> _Work instruction_: Give back an exact copy of the lines in the records below, from the line that has "Here is a VASP 6.6.1 calculation." through the line that has "Solution. Zero (bands", and nothing besides.

> _Data listing_:
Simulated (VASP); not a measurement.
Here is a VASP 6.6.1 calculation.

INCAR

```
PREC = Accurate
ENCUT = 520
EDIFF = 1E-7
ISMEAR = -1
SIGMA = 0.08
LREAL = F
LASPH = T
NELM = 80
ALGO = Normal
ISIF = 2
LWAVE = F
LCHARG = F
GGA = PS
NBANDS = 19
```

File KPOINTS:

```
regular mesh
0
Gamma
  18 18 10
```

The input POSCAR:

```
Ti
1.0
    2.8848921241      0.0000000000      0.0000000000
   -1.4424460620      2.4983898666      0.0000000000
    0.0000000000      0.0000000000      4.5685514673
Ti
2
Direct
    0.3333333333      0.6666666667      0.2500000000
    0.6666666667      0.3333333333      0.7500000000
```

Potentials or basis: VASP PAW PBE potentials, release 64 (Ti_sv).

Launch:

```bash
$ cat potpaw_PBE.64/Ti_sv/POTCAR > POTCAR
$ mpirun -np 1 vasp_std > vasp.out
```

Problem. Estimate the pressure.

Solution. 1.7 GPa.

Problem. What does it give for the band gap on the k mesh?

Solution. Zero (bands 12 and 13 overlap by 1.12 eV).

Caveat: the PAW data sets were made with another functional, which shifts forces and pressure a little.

> _Answer box_:
Here is a VASP 6.6.1 calculation.

INCAR

```
PREC = Accurate
ENCUT = 520
EDIFF = 1E-7
ISMEAR = -1
SIGMA = 0.08
LREAL = F
LASPH = T
NELM = 80
ALGO = Normal
ISIF = 2
LWAVE = F
LCHARG = F
GGA = PS
NBANDS = 19
```

File KPOINTS:

```
regular mesh
0
Gamma
  18 18 10
```

The input POSCAR:

```
Ti
1.0
    2.8848921241      0.0000000000      0.0000000000
   -1.4424460620      2.4983898666      0.0000000000
    0.0000000000      0.0000000000      4.5685514673
Ti
2
Direct
    0.3333333333      0.6666666667      0.2500000000
    0.6666666667      0.3333333333      0.7500000000
```

Potentials or basis: VASP PAW PBE potentials, release 64 (Ti_sv).

Launch:

```bash
$ cat potpaw_PBE.64/Ti_sv/POTCAR > POTCAR
$ mpirun -np 1 vasp_std > vasp.out
```

Problem. Estimate the pressure.

Solution. 1.7 GPa.

Problem. What does it give for the band gap on the k mesh?

Solution. Zero (bands 12 and 13 overlap by 1.12 eV).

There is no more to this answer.